■ **WORK ITEM**: An exact reprint of all the records is the expected answer.

Segment Start: PROVIDED RECORDS

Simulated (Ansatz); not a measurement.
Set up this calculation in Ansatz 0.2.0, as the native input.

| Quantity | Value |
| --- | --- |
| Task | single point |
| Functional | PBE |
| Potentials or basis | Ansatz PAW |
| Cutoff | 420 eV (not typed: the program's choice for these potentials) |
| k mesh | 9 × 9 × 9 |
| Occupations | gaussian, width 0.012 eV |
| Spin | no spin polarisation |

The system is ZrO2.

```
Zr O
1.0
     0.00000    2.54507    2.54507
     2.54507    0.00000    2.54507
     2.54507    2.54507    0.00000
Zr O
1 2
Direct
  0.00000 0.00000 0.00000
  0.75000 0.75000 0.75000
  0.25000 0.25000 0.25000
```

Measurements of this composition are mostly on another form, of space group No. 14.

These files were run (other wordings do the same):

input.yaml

Segment End: PROVIDED RECORDS

■ **YOUR SOLUTION**:
Simulated (Ansatz); not a measurement.
Set up this calculation in Ansatz 0.2.0, as the native input.

| Quantity | Value |
| --- | --- |
| Task | single point |
| Functional | PBE |
| Potentials or basis | Ansatz PAW |
| Cutoff | 420 eV (not typed: the program's choice for these potentials) |
| k mesh | 9 × 9 × 9 |
| Occupations | gaussian, width 0.012 eV |
| Spin | no spin polarisation |

The system is ZrO2.

```
Zr O
1.0
     0.00000    2.54507    2.54507
     2.54507    0.00000    2.54507
     2.54507    2.54507    0.00000
Zr O
1 2
Direct
  0.00000 0.00000 0.00000
  0.75000 0.75000 0.75000
  0.25000 0.25000 0.25000
```

Measurements of this composition are mostly on another form, of space group No. 14.

These files were run (other wordings do the same):

input.yaml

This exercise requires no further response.